:: Activity ::
Repeat exactly the lines from the start of the records below through the line that contains "Result: Pressure 4.6 GPa.", including both.

:: Entries provided ::
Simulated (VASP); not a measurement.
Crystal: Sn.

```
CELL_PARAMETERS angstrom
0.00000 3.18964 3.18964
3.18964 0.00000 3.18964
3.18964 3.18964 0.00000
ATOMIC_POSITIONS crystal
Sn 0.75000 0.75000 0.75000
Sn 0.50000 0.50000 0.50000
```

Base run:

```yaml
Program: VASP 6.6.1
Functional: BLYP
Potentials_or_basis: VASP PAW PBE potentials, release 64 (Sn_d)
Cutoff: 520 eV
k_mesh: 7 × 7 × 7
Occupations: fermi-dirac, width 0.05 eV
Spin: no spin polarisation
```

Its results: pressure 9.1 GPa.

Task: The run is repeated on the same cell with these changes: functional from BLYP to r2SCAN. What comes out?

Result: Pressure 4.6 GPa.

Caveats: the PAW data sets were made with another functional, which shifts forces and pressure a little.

:: Your solution ::
Simulated (VASP); not a measurement.
Crystal: Sn.

```
CELL_PARAMETERS angstrom
0.00000 3.18964 3.18964
3.18964 0.00000 3.18964
3.18964 3.18964 0.00000
ATOMIC_POSITIONS crystal
Sn 0.75000 0.75000 0.75000
Sn 0.50000 0.50000 0.50000
```

Base run:

```yaml
Program: VASP 6.6.1
Functional: BLYP
Potentials_or_basis: VASP PAW PBE potentials, release 64 (Sn_d)
Cutoff: 520 eV
k_mesh: 7 × 7 × 7
Occupations: fermi-dirac, width 0.05 eV
Spin: no spin polarisation
```

Its results: pressure 9.1 GPa.

Task: The run is repeated on the same cell with these changes: functional from BLYP to r2SCAN. What comes out?

Result: Pressure 4.6 GPa.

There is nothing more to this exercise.